--*--

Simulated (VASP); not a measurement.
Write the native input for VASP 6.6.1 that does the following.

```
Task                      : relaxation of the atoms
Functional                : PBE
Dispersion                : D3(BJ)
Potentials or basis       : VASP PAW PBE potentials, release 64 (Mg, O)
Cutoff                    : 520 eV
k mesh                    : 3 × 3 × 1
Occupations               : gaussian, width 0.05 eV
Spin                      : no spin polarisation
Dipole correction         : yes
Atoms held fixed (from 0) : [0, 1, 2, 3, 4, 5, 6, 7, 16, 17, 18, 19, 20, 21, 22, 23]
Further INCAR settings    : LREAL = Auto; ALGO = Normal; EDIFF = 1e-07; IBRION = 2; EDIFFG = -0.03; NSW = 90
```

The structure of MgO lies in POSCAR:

--*--

**WORK TASK:**
Repeat the material exactly. Every line should match.

**WORKED SOLUTION:**
Simulated (VASP); not a measurement.
Write the native input for VASP 6.6.1 that does the following.

```
Task                      : relaxation of the atoms
Functional                : PBE
Dispersion                : D3(BJ)
Potentials or basis       : VASP PAW PBE potentials, release 64 (Mg, O)
Cutoff                    : 520 eV
k mesh                    : 3 × 3 × 1
Occupations               : gaussian, width 0.05 eV
Spin                      : no spin polarisation
Dipole correction         : yes
Atoms held fixed (from 0) : [0, 1, 2, 3, 4, 5, 6, 7, 16, 17, 18, 19, 20, 21, 22, 23]
Further INCAR settings    : LREAL = Auto; ALGO = Normal; EDIFF = 1e-07; IBRION = 2; EDIFFG = -0.03; NSW = 90
```

The structure of MgO lies in POSCAR:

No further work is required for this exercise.